Data section
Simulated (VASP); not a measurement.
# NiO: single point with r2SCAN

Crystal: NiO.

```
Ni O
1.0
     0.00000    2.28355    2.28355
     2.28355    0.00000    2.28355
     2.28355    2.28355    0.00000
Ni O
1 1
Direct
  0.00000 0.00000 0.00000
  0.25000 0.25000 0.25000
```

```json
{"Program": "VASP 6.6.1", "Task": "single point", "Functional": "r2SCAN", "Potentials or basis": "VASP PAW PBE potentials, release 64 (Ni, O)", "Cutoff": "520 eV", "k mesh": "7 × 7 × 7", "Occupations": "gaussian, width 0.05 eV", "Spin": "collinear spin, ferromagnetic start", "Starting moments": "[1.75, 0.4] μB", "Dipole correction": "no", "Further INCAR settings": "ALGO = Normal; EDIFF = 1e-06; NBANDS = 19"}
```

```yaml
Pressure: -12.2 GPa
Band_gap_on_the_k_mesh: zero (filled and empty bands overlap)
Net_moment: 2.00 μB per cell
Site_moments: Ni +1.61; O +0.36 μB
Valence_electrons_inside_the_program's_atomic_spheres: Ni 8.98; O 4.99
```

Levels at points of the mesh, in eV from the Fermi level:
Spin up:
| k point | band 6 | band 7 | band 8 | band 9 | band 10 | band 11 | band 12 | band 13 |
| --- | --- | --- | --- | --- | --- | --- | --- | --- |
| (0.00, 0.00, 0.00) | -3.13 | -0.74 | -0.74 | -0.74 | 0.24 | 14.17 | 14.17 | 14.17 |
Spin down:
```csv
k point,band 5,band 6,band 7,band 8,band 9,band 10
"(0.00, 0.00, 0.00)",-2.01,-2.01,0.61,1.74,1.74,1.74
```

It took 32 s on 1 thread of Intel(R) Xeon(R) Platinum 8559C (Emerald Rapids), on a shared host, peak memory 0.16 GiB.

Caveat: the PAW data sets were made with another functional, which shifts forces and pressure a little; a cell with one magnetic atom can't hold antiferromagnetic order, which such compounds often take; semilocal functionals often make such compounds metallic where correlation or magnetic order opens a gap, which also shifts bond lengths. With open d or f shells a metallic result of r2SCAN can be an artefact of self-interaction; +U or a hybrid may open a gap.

Assignment
Write out exactly the lines between the start of the entries and the line containing "It took 32 s", including that line and the first one.

Solution
Simulated (VASP); not a measurement.
# NiO: single point with r2SCAN

Crystal: NiO.

```
Ni O
1.0
     0.00000    2.28355    2.28355
     2.28355    0.00000    2.28355
     2.28355    2.28355    0.00000
Ni O
1 1
Direct
  0.00000 0.00000 0.00000
  0.25000 0.25000 0.25000
```

```json
{"Program": "VASP 6.6.1", "Task": "single point", "Functional": "r2SCAN", "Potentials or basis": "VASP PAW PBE potentials, release 64 (Ni, O)", "Cutoff": "520 eV", "k mesh": "7 × 7 × 7", "Occupations": "gaussian, width 0.05 eV", "Spin": "collinear spin, ferromagnetic start", "Starting moments": "[1.75, 0.4] μB", "Dipole correction": "no", "Further INCAR settings": "ALGO = Normal; EDIFF = 1e-06; NBANDS = 19"}
```

```yaml
Pressure: -12.2 GPa
Band_gap_on_the_k_mesh: zero (filled and empty bands overlap)
Net_moment: 2.00 μB per cell
Site_moments: Ni +1.61; O +0.36 μB
Valence_electrons_inside_the_program's_atomic_spheres: Ni 8.98; O 4.99
```

Levels at points of the mesh, in eV from the Fermi level:
Spin up:
| k point | band 6 | band 7 | band 8 | band 9 | band 10 | band 11 | band 12 | band 13 |
| --- | --- | --- | --- | --- | --- | --- | --- | --- |
| (0.00, 0.00, 0.00) | -3.13 | -0.74 | -0.74 | -0.74 | 0.24 | 14.17 | 14.17 | 14.17 |
Spin down:
```csv
k point,band 5,band 6,band 7,band 8,band 9,band 10
"(0.00, 0.00, 0.00)",-2.01,-2.01,0.61,1.74,1.74,1.74
```

It took 32 s on 1 thread of Intel(R) Xeon(R) Platinum 8559C (Emerald Rapids), on a shared host, peak memory 0.16 GiB.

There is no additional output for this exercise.